-=-=-
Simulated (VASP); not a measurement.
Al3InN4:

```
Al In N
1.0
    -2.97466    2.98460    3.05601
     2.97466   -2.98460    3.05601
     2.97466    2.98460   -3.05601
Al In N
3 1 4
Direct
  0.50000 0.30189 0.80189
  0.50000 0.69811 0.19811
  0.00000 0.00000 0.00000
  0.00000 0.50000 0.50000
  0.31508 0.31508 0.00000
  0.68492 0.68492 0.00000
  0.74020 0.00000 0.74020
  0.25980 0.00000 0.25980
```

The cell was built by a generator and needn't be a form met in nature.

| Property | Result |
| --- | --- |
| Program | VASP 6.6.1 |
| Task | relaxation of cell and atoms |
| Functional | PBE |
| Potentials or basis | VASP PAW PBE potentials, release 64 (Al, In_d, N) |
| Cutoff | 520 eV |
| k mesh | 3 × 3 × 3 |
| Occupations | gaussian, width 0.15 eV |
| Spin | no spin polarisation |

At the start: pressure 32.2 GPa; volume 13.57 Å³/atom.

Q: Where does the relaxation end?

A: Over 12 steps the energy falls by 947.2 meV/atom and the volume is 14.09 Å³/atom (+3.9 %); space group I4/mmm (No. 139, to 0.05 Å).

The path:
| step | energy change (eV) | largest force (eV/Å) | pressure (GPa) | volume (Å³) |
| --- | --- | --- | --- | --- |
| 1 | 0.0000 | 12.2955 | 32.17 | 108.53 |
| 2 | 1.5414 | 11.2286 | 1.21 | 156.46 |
-=-=-

Repeat each line of the data exactly, missing none.

### Response:
Simulated (VASP); not a measurement.
Al3InN4:

```
Al In N
1.0
    -2.97466    2.98460    3.05601
     2.97466   -2.98460    3.05601
     2.97466    2.98460   -3.05601
Al In N
3 1 4
Direct
  0.50000 0.30189 0.80189
  0.50000 0.69811 0.19811
  0.00000 0.00000 0.00000
  0.00000 0.50000 0.50000
  0.31508 0.31508 0.00000
  0.68492 0.68492 0.00000
  0.74020 0.00000 0.74020
  0.25980 0.00000 0.25980
```

The cell was built by a generator and needn't be a form met in nature.

| Property | Result |
| --- | --- |
| Program | VASP 6.6.1 |
| Task | relaxation of cell and atoms |
| Functional | PBE |
| Potentials or basis | VASP PAW PBE potentials, release 64 (Al, In_d, N) |
| Cutoff | 520 eV |
| k mesh | 3 × 3 × 3 |
| Occupations | gaussian, width 0.15 eV |
| Spin | no spin polarisation |

At the start: pressure 32.2 GPa; volume 13.57 Å³/atom.

Q: Where does the relaxation end?

A: Over 12 steps the energy falls by 947.2 meV/atom and the volume is 14.09 Å³/atom (+3.9 %); space group I4/mmm (No. 139, to 0.05 Å).

The path:
| step | energy change (eV) | largest force (eV/Å) | pressure (GPa) | volume (Å³) |
| --- | --- | --- | --- | --- |
| 1 | 0.0000 | 12.2955 | 32.17 | 108.53 |
| 2 | 1.5414 | 11.2286 | 1.21 | 156.46 |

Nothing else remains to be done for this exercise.